Reproduce the section of the listing that begins at the line containing "0.00 | 0.000 |" and finishes at the line containing "0.96 | +0.006 |". Include both end lines and nothing beyond them.

******

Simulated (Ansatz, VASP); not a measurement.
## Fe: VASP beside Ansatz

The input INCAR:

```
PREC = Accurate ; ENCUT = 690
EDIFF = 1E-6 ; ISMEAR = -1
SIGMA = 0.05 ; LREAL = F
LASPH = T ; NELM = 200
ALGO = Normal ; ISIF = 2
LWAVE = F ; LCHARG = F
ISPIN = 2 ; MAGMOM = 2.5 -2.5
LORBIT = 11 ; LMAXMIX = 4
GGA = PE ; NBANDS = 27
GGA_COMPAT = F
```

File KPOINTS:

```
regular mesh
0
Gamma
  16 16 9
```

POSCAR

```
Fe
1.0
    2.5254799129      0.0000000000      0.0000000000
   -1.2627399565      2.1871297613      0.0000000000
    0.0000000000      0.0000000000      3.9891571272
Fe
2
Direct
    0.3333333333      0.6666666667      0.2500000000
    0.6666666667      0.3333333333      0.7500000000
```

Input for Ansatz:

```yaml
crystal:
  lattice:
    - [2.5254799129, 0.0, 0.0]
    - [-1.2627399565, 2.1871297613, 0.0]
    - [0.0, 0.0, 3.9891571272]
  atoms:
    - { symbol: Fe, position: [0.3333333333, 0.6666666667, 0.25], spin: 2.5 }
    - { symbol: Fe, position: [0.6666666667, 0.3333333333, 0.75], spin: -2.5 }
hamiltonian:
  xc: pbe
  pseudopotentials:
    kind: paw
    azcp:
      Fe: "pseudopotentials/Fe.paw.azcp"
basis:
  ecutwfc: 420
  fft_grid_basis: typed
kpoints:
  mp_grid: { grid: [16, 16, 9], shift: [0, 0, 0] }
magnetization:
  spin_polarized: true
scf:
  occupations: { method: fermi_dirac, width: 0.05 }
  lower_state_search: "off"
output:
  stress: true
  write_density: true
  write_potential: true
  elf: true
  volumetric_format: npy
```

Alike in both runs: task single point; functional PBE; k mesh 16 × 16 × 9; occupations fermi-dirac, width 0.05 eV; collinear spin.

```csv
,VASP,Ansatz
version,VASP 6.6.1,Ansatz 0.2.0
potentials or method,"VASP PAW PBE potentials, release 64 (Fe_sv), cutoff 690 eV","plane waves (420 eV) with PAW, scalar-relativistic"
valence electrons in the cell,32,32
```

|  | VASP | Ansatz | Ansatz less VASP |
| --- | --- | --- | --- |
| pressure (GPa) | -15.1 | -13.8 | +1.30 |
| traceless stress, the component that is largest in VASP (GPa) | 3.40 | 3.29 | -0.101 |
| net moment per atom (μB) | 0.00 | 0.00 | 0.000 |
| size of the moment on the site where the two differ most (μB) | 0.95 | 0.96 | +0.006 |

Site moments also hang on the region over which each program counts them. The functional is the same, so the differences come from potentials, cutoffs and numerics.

******

• Task result:
| net moment per atom (μB) | 0.00 | 0.00 | 0.000 |
| size of the moment on the site where the two differ most (μB) | 0.95 | 0.96 | +0.006 |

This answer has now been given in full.